(Material supplied)
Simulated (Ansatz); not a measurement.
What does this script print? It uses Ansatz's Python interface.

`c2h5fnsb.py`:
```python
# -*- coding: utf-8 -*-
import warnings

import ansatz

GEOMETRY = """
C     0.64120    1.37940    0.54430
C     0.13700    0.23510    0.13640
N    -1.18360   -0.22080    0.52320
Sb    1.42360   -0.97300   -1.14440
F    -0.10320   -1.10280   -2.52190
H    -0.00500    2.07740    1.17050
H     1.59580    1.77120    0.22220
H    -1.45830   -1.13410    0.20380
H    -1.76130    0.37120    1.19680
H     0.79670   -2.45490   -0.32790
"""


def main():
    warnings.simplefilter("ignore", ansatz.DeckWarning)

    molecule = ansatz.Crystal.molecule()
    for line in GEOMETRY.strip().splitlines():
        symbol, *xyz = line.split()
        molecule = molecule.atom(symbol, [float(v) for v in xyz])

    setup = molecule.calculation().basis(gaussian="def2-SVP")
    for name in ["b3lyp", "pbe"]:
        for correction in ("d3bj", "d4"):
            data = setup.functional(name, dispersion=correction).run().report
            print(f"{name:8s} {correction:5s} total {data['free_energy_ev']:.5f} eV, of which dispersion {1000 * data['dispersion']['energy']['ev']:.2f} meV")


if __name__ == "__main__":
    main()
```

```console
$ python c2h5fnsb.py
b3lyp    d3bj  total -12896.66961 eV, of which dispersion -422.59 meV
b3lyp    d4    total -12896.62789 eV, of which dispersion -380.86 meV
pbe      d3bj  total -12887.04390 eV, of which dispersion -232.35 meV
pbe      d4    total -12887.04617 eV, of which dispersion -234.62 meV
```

(Brief)
Each line above should be duplicated without any alteration.

(Answer section)
Simulated (Ansatz); not a measurement.
What does this script print? It uses Ansatz's Python interface.

`c2h5fnsb.py`:
```python
# -*- coding: utf-8 -*-
import warnings

import ansatz

GEOMETRY = """
C     0.64120    1.37940    0.54430
C     0.13700    0.23510    0.13640
N    -1.18360   -0.22080    0.52320
Sb    1.42360   -0.97300   -1.14440
F    -0.10320   -1.10280   -2.52190
H    -0.00500    2.07740    1.17050
H     1.59580    1.77120    0.22220
H    -1.45830   -1.13410    0.20380
H    -1.76130    0.37120    1.19680
H     0.79670   -2.45490   -0.32790
"""


def main():
    warnings.simplefilter("ignore", ansatz.DeckWarning)

    molecule = ansatz.Crystal.molecule()
    for line in GEOMETRY.strip().splitlines():
        symbol, *xyz = line.split()
        molecule = molecule.atom(symbol, [float(v) for v in xyz])

    setup = molecule.calculation().basis(gaussian="def2-SVP")
    for name in ["b3lyp", "pbe"]:
        for correction in ("d3bj", "d4"):
            data = setup.functional(name, dispersion=correction).run().report
            print(f"{name:8s} {correction:5s} total {data['free_energy_ev']:.5f} eV, of which dispersion {1000 * data['dispersion']['energy']['ev']:.2f} meV")


if __name__ == "__main__":
    main()
```

```console
$ python c2h5fnsb.py
b3lyp    d3bj  total -12896.66961 eV, of which dispersion -422.59 meV
b3lyp    d4    total -12896.62789 eV, of which dispersion -380.86 meV
pbe      d3bj  total -12887.04390 eV, of which dispersion -232.35 meV
pbe      d4    total -12887.04617 eV, of which dispersion -234.62 meV
```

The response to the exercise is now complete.